Assigned task →
With nothing left out, repeat every entry exactly.

Records shown →
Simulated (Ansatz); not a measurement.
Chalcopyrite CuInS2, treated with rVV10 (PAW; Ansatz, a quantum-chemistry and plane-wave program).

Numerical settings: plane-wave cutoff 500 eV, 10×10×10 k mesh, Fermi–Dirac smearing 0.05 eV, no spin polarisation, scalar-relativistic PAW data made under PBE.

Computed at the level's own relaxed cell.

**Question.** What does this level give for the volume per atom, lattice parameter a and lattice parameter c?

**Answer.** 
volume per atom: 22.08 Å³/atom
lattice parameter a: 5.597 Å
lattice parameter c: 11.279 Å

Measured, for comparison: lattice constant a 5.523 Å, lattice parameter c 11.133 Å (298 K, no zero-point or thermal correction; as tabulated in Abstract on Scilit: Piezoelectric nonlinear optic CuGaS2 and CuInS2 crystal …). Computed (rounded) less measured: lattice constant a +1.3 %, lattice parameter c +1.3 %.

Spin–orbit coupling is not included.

Worked solution →
Simulated (Ansatz); not a measurement.
Chalcopyrite CuInS2, treated with rVV10 (PAW; Ansatz, a quantum-chemistry and plane-wave program).

Numerical settings: plane-wave cutoff 500 eV, 10×10×10 k mesh, Fermi–Dirac smearing 0.05 eV, no spin polarisation, scalar-relativistic PAW data made under PBE.

Computed at the level's own relaxed cell.

**Question.** What does this level give for the volume per atom, lattice parameter a and lattice parameter c?

**Answer.** 
volume per atom: 22.08 Å³/atom
lattice parameter a: 5.597 Å
lattice parameter c: 11.279 Å

Measured, for comparison: lattice constant a 5.523 Å, lattice parameter c 11.133 Å (298 K, no zero-point or thermal correction; as tabulated in Abstract on Scilit: Piezoelectric nonlinear optic CuGaS2 and CuInS2 crystal …). Computed (rounded) less measured: lattice constant a +1.3 %, lattice parameter c +1.3 %.

Spin–orbit coupling is not included.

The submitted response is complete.